* **Data for review**:
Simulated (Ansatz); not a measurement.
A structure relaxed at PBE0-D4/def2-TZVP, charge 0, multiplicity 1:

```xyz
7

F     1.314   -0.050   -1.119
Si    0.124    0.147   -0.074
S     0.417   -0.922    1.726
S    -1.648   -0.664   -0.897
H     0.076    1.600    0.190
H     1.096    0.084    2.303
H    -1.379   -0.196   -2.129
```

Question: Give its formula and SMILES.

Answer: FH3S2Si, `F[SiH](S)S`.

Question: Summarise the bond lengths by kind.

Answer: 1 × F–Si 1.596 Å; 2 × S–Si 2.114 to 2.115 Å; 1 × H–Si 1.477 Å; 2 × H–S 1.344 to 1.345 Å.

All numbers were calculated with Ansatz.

* **Work task**:
In the listing above, find the line containing "Question: Summarise the bond lengths by kind." and the line containing "Answer: 1 ×", then retype both and every line between them exactly, with nothing else.

* **Exercise output**:
Question: Summarise the bond lengths by kind.

Answer: 1 × F–Si 1.596 Å; 2 × S–Si 2.114 to 2.115 Å; 1 × H–Si 1.477 Å; 2 × H–S 1.344 to 1.345 Å.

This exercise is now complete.